> _WORK ITEM_
Find the line containing "Which level of theory produced these numbers?" in the entries below. Restate it and each line after it, word for word, up to and including the line containing "The others give: LDA".

> _DATASET EXTRACT_
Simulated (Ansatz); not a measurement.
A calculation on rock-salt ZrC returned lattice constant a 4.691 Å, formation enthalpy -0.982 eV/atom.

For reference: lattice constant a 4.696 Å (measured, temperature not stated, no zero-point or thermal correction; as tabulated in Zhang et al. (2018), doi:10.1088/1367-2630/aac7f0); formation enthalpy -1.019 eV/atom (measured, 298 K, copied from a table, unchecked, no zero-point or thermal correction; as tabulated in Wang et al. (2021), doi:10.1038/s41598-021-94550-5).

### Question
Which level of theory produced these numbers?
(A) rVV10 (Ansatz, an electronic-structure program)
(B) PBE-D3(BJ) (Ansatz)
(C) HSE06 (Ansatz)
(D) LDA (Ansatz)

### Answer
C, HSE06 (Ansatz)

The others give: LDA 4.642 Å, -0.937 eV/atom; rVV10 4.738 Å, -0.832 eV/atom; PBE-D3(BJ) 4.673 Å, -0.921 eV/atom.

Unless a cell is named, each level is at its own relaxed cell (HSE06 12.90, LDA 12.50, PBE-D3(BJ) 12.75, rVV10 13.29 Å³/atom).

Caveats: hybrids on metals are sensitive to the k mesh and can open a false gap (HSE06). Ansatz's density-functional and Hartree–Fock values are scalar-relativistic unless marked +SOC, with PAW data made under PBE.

> _ANSWER AREA_
Which level of theory produced these numbers?
(A) rVV10 (Ansatz, an electronic-structure program)
(B) PBE-D3(BJ) (Ansatz)
(C) HSE06 (Ansatz)
(D) LDA (Ansatz)

### Answer
C, HSE06 (Ansatz)

The others give: LDA 4.642 Å, -0.937 eV/atom; rVV10 4.738 Å, -0.832 eV/atom; PBE-D3(BJ) 4.673 Å, -0.921 eV/atom.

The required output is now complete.